• **REQUIREMENT**:
Could you return all of the records exactly as they stand?

• **THE DATA**:
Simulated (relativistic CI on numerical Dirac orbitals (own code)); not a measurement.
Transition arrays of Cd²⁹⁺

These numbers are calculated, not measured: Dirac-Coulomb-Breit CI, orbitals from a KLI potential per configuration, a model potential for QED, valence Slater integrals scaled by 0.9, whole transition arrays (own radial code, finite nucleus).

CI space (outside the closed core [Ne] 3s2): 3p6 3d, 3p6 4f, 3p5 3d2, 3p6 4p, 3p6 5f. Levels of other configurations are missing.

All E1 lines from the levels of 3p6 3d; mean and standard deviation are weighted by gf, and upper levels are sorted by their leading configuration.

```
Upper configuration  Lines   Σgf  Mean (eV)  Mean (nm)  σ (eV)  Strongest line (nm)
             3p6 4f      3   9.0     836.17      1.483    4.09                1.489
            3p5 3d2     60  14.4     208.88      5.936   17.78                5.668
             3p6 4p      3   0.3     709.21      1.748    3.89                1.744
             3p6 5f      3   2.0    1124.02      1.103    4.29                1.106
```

• **RESPONSE**:
Simulated (relativistic CI on numerical Dirac orbitals (own code)); not a measurement.
Transition arrays of Cd²⁹⁺

These numbers are calculated, not measured: Dirac-Coulomb-Breit CI, orbitals from a KLI potential per configuration, a model potential for QED, valence Slater integrals scaled by 0.9, whole transition arrays (own radial code, finite nucleus).

CI space (outside the closed core [Ne] 3s2): 3p6 3d, 3p6 4f, 3p5 3d2, 3p6 4p, 3p6 5f. Levels of other configurations are missing.

All E1 lines from the levels of 3p6 3d; mean and standard deviation are weighted by gf, and upper levels are sorted by their leading configuration.

```
Upper configuration  Lines   Σgf  Mean (eV)  Mean (nm)  σ (eV)  Strongest line (nm)
             3p6 4f      3   9.0     836.17      1.483    4.09                1.489
            3p5 3d2     60  14.4     208.88      5.936   17.78                5.668
             3p6 4p      3   0.3     709.21      1.748    3.89                1.744
             3p6 5f      3   2.0    1124.02      1.103    4.29                1.106
```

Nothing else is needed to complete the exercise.